□ □ □ □ □ □ □

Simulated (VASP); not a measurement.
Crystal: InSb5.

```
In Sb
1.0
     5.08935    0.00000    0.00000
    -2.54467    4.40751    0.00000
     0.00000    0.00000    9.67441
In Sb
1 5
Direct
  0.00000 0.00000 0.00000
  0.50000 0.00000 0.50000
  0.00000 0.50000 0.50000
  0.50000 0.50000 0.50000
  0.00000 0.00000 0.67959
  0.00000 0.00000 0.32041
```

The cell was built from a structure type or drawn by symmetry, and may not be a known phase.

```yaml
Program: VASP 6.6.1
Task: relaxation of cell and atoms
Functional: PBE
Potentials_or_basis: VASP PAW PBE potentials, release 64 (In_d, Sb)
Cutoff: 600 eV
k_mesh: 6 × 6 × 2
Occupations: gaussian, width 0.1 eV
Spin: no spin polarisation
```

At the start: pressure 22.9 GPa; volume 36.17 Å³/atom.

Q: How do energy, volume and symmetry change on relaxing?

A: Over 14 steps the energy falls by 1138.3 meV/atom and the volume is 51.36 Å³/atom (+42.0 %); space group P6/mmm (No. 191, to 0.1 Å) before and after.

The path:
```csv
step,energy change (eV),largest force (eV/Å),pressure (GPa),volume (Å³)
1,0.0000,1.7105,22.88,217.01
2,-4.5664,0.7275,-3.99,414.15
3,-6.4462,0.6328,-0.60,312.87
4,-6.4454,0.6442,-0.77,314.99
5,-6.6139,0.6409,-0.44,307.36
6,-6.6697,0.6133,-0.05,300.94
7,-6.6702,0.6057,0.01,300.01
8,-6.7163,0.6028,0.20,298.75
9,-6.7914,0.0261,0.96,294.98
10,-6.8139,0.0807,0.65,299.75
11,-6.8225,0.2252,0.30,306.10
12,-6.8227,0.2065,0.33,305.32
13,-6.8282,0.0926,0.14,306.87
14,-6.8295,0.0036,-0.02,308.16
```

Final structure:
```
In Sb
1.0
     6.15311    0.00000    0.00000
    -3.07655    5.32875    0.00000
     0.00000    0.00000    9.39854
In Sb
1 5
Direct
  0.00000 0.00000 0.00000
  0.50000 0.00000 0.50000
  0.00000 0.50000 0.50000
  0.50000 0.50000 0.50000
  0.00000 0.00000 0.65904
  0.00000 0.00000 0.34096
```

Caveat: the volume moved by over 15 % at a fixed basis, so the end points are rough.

□ □ □ □ □ □ □

**TASK ITEM**
Transcribe the entries above word for word, from the first line through the line containing "Q: How do energy, volume", and nothing else.

**EXERCISE SOLUTION**
Simulated (VASP); not a measurement.
Crystal: InSb5.

```
In Sb
1.0
     5.08935    0.00000    0.00000
    -2.54467    4.40751    0.00000
     0.00000    0.00000    9.67441
In Sb
1 5
Direct
  0.00000 0.00000 0.00000
  0.50000 0.00000 0.50000
  0.00000 0.50000 0.50000
  0.50000 0.50000 0.50000
  0.00000 0.00000 0.67959
  0.00000 0.00000 0.32041
```

The cell was built from a structure type or drawn by symmetry, and may not be a known phase.

```yaml
Program: VASP 6.6.1
Task: relaxation of cell and atoms
Functional: PBE
Potentials_or_basis: VASP PAW PBE potentials, release 64 (In_d, Sb)
Cutoff: 600 eV
k_mesh: 6 × 6 × 2
Occupations: gaussian, width 0.1 eV
Spin: no spin polarisation
```

At the start: pressure 22.9 GPa; volume 36.17 Å³/atom.

Q: How do energy, volume and symmetry change on relaxing?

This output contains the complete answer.